********************

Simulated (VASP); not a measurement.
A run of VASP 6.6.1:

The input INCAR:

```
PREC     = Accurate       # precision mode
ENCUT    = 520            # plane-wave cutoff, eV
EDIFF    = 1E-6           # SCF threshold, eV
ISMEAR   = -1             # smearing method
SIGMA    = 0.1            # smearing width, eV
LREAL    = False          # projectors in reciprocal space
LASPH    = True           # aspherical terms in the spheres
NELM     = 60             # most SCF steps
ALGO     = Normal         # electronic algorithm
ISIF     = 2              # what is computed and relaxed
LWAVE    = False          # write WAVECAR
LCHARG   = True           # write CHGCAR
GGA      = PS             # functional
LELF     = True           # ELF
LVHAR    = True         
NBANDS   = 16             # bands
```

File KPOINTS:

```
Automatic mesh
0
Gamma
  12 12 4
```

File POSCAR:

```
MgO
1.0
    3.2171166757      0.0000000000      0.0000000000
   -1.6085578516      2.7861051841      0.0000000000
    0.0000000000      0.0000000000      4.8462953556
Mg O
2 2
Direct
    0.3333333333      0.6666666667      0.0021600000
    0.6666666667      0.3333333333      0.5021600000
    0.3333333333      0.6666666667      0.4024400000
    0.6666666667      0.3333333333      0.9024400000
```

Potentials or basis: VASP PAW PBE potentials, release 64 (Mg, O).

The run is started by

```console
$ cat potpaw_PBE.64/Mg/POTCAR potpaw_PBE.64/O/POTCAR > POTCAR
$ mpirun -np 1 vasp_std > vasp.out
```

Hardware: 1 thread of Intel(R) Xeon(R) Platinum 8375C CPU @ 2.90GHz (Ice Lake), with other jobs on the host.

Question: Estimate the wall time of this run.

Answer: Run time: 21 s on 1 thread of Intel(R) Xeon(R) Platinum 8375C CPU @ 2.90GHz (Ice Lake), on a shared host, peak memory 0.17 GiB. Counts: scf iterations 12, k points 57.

********************

- **Assignment**
Type out again, exactly as written, the lines from the beginning of the material through the one containing "Question: Estimate the wall time of this run.".

- **Answer space**
Simulated (VASP); not a measurement.
A run of VASP 6.6.1:

The input INCAR:

```
PREC     = Accurate       # precision mode
ENCUT    = 520            # plane-wave cutoff, eV
EDIFF    = 1E-6           # SCF threshold, eV
ISMEAR   = -1             # smearing method
SIGMA    = 0.1            # smearing width, eV
LREAL    = False          # projectors in reciprocal space
LASPH    = True           # aspherical terms in the spheres
NELM     = 60             # most SCF steps
ALGO     = Normal         # electronic algorithm
ISIF     = 2              # what is computed and relaxed
LWAVE    = False          # write WAVECAR
LCHARG   = True           # write CHGCAR
GGA      = PS             # functional
LELF     = True           # ELF
LVHAR    = True         
NBANDS   = 16             # bands
```

File KPOINTS:

```
Automatic mesh
0
Gamma
  12 12 4
```

File POSCAR:

```
MgO
1.0
    3.2171166757      0.0000000000      0.0000000000
   -1.6085578516      2.7861051841      0.0000000000
    0.0000000000      0.0000000000      4.8462953556
Mg O
2 2
Direct
    0.3333333333      0.6666666667      0.0021600000
    0.6666666667      0.3333333333      0.5021600000
    0.3333333333      0.6666666667      0.4024400000
    0.6666666667      0.3333333333      0.9024400000
```

Potentials or basis: VASP PAW PBE potentials, release 64 (Mg, O).

The run is started by

```console
$ cat potpaw_PBE.64/Mg/POTCAR potpaw_PBE.64/O/POTCAR > POTCAR
$ mpirun -np 1 vasp_std > vasp.out
```

Hardware: 1 thread of Intel(R) Xeon(R) Platinum 8375C CPU @ 2.90GHz (Ice Lake), with other jobs on the host.

Question: Estimate the wall time of this run.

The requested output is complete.